TASK ITEM:
Take the entries that follow and write them out again, word for word.

ENTRIES PROVIDED:
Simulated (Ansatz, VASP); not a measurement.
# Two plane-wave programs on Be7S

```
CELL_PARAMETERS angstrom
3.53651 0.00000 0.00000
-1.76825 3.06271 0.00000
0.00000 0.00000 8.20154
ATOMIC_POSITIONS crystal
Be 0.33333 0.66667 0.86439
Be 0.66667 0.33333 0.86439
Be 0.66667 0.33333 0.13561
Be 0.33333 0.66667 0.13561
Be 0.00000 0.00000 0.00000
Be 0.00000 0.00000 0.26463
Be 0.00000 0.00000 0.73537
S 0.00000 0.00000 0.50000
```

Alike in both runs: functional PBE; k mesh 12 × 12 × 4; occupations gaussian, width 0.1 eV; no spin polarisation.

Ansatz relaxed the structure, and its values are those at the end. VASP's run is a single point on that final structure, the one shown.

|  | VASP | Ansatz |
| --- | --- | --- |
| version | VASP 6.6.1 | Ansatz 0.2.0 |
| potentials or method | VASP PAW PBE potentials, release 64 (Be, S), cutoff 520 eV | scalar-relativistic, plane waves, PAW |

EXERCISE RESULT:
Simulated (Ansatz, VASP); not a measurement.
# Two plane-wave programs on Be7S

```
CELL_PARAMETERS angstrom
3.53651 0.00000 0.00000
-1.76825 3.06271 0.00000
0.00000 0.00000 8.20154
ATOMIC_POSITIONS crystal
Be 0.33333 0.66667 0.86439
Be 0.66667 0.33333 0.86439
Be 0.66667 0.33333 0.13561
Be 0.33333 0.66667 0.13561
Be 0.00000 0.00000 0.00000
Be 0.00000 0.00000 0.26463
Be 0.00000 0.00000 0.73537
S 0.00000 0.00000 0.50000
```

Alike in both runs: functional PBE; k mesh 12 × 12 × 4; occupations gaussian, width 0.1 eV; no spin polarisation.

Ansatz relaxed the structure, and its values are those at the end. VASP's run is a single point on that final structure, the one shown.

|  | VASP | Ansatz |
| --- | --- | --- |
| version | VASP 6.6.1 | Ansatz 0.2.0 |
| potentials or method | VASP PAW PBE potentials, release 64 (Be, S), cutoff 520 eV | scalar-relativistic, plane waves, PAW |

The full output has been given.